[[ The data, beginning ]]

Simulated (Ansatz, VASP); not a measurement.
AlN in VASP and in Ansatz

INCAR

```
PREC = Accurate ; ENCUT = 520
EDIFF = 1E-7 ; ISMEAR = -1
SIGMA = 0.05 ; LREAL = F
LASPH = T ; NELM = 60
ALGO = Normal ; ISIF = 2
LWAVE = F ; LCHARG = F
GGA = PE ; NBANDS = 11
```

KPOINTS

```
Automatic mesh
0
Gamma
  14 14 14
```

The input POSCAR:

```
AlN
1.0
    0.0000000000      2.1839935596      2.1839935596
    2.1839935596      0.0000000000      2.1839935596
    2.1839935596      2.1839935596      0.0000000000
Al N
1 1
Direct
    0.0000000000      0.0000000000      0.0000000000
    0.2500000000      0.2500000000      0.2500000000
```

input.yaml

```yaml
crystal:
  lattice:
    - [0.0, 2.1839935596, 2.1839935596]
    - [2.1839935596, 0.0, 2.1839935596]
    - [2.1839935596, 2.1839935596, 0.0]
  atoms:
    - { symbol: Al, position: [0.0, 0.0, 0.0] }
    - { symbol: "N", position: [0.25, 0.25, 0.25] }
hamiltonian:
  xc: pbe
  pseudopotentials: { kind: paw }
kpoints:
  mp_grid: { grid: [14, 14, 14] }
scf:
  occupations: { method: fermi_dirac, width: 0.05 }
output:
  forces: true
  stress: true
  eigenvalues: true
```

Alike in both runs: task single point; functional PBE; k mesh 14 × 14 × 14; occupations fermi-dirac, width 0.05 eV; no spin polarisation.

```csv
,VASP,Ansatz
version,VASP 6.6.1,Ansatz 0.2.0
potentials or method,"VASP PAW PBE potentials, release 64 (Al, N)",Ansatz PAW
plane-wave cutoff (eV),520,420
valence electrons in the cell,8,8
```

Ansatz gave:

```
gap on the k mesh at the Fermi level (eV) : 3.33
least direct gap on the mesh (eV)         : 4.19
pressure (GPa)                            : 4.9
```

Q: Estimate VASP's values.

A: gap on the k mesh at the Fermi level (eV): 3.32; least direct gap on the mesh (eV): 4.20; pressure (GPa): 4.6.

[[ The data, end ]]

## [Work task]
Word for word, reproduce the listing above from its start up to and including the line that has "Q: Estimate VASP's values.". Give only those lines.

## [Response box]
Simulated (Ansatz, VASP); not a measurement.
AlN in VASP and in Ansatz

INCAR

```
PREC = Accurate ; ENCUT = 520
EDIFF = 1E-7 ; ISMEAR = -1
SIGMA = 0.05 ; LREAL = F
LASPH = T ; NELM = 60
ALGO = Normal ; ISIF = 2
LWAVE = F ; LCHARG = F
GGA = PE ; NBANDS = 11
```

KPOINTS

```
Automatic mesh
0
Gamma
  14 14 14
```

The input POSCAR:

```
AlN
1.0
    0.0000000000      2.1839935596      2.1839935596
    2.1839935596      0.0000000000      2.1839935596
    2.1839935596      2.1839935596      0.0000000000
Al N
1 1
Direct
    0.0000000000      0.0000000000      0.0000000000
    0.2500000000      0.2500000000      0.2500000000
```

input.yaml

```yaml
crystal:
  lattice:
    - [0.0, 2.1839935596, 2.1839935596]
    - [2.1839935596, 0.0, 2.1839935596]
    - [2.1839935596, 2.1839935596, 0.0]
  atoms:
    - { symbol: Al, position: [0.0, 0.0, 0.0] }
    - { symbol: "N", position: [0.25, 0.25, 0.25] }
hamiltonian:
  xc: pbe
  pseudopotentials: { kind: paw }
kpoints:
  mp_grid: { grid: [14, 14, 14] }
scf:
  occupations: { method: fermi_dirac, width: 0.05 }
output:
  forces: true
  stress: true
  eigenvalues: true
```

Alike in both runs: task single point; functional PBE; k mesh 14 × 14 × 14; occupations fermi-dirac, width 0.05 eV; no spin polarisation.

```csv
,VASP,Ansatz
version,VASP 6.6.1,Ansatz 0.2.0
potentials or method,"VASP PAW PBE potentials, release 64 (Al, N)",Ansatz PAW
plane-wave cutoff (eV),520,420
valence electrons in the cell,8,8
```

Ansatz gave:

```
gap on the k mesh at the Fermi level (eV) : 3.33
least direct gap on the mesh (eV)         : 4.19
pressure (GPa)                            : 4.9
```

Q: Estimate VASP's values.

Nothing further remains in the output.